▸ **Requirement**: The response must contain every record, repeated exactly.

▸ **The data**:
Start of Block

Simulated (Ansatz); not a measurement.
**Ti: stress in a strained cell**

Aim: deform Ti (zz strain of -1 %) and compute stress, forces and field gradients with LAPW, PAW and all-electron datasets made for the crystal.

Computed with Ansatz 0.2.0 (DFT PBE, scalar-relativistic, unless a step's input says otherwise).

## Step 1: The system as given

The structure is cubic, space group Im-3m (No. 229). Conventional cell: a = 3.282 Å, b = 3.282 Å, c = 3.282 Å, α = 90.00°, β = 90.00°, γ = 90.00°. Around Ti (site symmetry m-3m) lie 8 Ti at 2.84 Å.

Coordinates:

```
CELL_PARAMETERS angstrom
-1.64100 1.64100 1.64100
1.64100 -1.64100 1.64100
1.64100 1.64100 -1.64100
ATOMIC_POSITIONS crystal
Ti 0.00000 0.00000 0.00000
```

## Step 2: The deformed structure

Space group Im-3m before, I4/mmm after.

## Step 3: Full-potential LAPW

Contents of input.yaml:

End of Block

▸ **Task answer**:
Simulated (Ansatz); not a measurement.
**Ti: stress in a strained cell**

Aim: deform Ti (zz strain of -1 %) and compute stress, forces and field gradients with LAPW, PAW and all-electron datasets made for the crystal.

Computed with Ansatz 0.2.0 (DFT PBE, scalar-relativistic, unless a step's input says otherwise).

## Step 1: The system as given

The structure is cubic, space group Im-3m (No. 229). Conventional cell: a = 3.282 Å, b = 3.282 Å, c = 3.282 Å, α = 90.00°, β = 90.00°, γ = 90.00°. Around Ti (site symmetry m-3m) lie 8 Ti at 2.84 Å.

Coordinates:

```
CELL_PARAMETERS angstrom
-1.64100 1.64100 1.64100
1.64100 -1.64100 1.64100
1.64100 1.64100 -1.64100
ATOMIC_POSITIONS crystal
Ti 0.00000 0.00000 0.00000
```

## Step 2: The deformed structure

Space group Im-3m before, I4/mmm after.

## Step 3: Full-potential LAPW

Contents of input.yaml:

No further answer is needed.